»»

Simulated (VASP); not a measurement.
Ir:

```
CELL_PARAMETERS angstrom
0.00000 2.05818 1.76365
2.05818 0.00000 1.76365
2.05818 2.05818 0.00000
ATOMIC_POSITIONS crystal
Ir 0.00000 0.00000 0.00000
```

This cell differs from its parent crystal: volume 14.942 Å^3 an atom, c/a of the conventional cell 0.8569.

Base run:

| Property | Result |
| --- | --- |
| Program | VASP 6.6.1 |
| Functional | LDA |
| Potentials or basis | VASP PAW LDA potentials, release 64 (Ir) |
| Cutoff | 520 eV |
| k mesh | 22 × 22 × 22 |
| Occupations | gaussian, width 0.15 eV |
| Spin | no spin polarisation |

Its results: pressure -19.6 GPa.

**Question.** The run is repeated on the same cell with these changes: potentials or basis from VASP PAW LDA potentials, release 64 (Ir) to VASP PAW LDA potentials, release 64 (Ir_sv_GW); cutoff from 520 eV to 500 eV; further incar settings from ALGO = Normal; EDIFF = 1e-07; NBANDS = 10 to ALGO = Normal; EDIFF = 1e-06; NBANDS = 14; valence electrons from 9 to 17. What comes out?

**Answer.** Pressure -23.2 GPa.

««

→ Work order:
Your task is to quote the lines above, beginning with the first and ending with the one that holds "Its results: pressure -19.6 GPa.".

→ Your solution:
Simulated (VASP); not a measurement.
Ir:

```
CELL_PARAMETERS angstrom
0.00000 2.05818 1.76365
2.05818 0.00000 1.76365
2.05818 2.05818 0.00000
ATOMIC_POSITIONS crystal
Ir 0.00000 0.00000 0.00000
```

This cell differs from its parent crystal: volume 14.942 Å^3 an atom, c/a of the conventional cell 0.8569.

Base run:

| Property | Result |
| --- | --- |
| Program | VASP 6.6.1 |
| Functional | LDA |
| Potentials or basis | VASP PAW LDA potentials, release 64 (Ir) |
| Cutoff | 520 eV |
| k mesh | 22 × 22 × 22 |
| Occupations | gaussian, width 0.15 eV |
| Spin | no spin polarisation |

Its results: pressure -19.6 GPa.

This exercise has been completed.